=== Exercise ===
Everything from the first line of the records below through the line containing "Chemical shifts δ" is to be retyped exactly; leave out the rest.

=== Data excerpts ===
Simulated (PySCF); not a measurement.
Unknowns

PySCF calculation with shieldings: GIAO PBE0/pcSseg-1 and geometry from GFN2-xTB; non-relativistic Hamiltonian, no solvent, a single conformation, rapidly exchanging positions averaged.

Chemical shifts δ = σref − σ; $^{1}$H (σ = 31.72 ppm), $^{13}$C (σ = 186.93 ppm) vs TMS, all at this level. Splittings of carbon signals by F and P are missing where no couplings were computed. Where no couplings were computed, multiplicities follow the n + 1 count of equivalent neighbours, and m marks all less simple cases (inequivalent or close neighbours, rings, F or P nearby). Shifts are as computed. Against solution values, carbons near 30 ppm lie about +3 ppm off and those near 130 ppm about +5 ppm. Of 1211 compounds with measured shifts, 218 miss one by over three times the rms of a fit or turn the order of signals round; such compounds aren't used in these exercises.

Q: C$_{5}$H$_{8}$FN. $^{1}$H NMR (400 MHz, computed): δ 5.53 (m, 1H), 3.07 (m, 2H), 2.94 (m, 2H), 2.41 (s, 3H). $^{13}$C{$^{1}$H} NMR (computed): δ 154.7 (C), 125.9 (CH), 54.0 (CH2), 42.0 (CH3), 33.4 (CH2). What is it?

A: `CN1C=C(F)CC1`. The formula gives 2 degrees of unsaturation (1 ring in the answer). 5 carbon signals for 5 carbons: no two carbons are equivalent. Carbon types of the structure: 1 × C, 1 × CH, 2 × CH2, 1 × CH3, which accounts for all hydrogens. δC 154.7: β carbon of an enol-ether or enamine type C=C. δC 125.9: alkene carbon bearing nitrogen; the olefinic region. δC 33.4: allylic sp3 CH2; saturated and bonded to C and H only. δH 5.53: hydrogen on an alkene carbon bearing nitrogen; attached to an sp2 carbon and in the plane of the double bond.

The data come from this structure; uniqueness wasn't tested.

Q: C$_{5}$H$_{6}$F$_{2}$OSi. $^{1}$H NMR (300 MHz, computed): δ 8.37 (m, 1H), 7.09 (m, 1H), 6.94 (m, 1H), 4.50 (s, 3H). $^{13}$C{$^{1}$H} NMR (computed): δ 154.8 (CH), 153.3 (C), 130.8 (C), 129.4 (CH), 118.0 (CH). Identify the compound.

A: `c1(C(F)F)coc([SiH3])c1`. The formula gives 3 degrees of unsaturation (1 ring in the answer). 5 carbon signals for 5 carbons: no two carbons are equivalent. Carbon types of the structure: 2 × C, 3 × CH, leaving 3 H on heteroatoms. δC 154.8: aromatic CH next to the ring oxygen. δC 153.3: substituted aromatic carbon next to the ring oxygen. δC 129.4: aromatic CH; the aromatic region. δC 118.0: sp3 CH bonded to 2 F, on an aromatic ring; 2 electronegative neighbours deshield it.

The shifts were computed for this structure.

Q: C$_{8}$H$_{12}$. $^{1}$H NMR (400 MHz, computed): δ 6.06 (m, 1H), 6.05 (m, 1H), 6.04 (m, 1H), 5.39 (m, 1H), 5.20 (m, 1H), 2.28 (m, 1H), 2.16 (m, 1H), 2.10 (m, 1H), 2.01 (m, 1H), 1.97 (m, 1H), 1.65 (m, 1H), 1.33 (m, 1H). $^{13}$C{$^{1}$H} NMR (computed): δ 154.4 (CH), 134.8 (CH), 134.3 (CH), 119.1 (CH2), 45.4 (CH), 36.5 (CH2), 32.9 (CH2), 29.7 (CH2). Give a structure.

=== Exercise answer ===
Simulated (PySCF); not a measurement.
Unknowns

PySCF calculation with shieldings: GIAO PBE0/pcSseg-1 and geometry from GFN2-xTB; non-relativistic Hamiltonian, no solvent, a single conformation, rapidly exchanging positions averaged.

Chemical shifts δ = σref − σ; $^{1}$H (σ = 31.72 ppm), $^{13}$C (σ = 186.93 ppm) vs TMS, all at this level. Splittings of carbon signals by F and P are missing where no couplings were computed. Where no couplings were computed, multiplicities follow the n + 1 count of equivalent neighbours, and m marks all less simple cases (inequivalent or close neighbours, rings, F or P nearby). Shifts are as computed. Against solution values, carbons near 30 ppm lie about +3 ppm off and those near 130 ppm about +5 ppm. Of 1211 compounds with measured shifts, 218 miss one by over three times the rms of a fit or turn the order of signals round; such compounds aren't used in these exercises.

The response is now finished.